**********

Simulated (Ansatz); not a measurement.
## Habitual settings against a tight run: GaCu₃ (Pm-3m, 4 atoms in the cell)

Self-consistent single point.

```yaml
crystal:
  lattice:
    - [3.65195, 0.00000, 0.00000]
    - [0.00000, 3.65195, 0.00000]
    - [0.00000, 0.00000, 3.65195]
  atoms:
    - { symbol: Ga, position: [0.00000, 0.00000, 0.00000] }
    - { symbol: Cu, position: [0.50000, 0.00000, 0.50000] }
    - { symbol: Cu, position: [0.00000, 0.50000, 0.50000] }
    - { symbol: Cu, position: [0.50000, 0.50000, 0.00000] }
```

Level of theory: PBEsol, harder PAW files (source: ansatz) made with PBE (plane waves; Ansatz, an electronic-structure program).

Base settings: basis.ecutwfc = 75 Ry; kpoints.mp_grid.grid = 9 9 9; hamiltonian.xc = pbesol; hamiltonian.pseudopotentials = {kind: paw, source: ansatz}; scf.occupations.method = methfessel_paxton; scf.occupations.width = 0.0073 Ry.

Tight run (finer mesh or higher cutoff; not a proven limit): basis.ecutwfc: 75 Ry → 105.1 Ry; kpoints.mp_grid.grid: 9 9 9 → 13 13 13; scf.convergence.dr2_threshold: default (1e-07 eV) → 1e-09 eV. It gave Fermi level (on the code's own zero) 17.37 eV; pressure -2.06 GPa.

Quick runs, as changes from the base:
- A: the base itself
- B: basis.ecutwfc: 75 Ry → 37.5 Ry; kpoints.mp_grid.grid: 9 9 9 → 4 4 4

**********

Look above for the line holding "## Habitual settings" and the line holding "- A: the base itself", then output exactly those two lines and every line between them, nothing more.

Exercise solution:
## Habitual settings against a tight run: GaCu₃ (Pm-3m, 4 atoms in the cell)

Self-consistent single point.

```yaml
crystal:
  lattice:
    - [3.65195, 0.00000, 0.00000]
    - [0.00000, 3.65195, 0.00000]
    - [0.00000, 0.00000, 3.65195]
  atoms:
    - { symbol: Ga, position: [0.00000, 0.00000, 0.00000] }
    - { symbol: Cu, position: [0.50000, 0.00000, 0.50000] }
    - { symbol: Cu, position: [0.00000, 0.50000, 0.50000] }
    - { symbol: Cu, position: [0.50000, 0.50000, 0.00000] }
```

Level of theory: PBEsol, harder PAW files (source: ansatz) made with PBE (plane waves; Ansatz, an electronic-structure program).

Base settings: basis.ecutwfc = 75 Ry; kpoints.mp_grid.grid = 9 9 9; hamiltonian.xc = pbesol; hamiltonian.pseudopotentials = {kind: paw, source: ansatz}; scf.occupations.method = methfessel_paxton; scf.occupations.width = 0.0073 Ry.

Tight run (finer mesh or higher cutoff; not a proven limit): basis.ecutwfc: 75 Ry → 105.1 Ry; kpoints.mp_grid.grid: 9 9 9 → 13 13 13; scf.convergence.dr2_threshold: default (1e-07 eV) → 1e-09 eV. It gave Fermi level (on the code's own zero) 17.37 eV; pressure -2.06 GPa.

Quick runs, as changes from the base:
- A: the base itself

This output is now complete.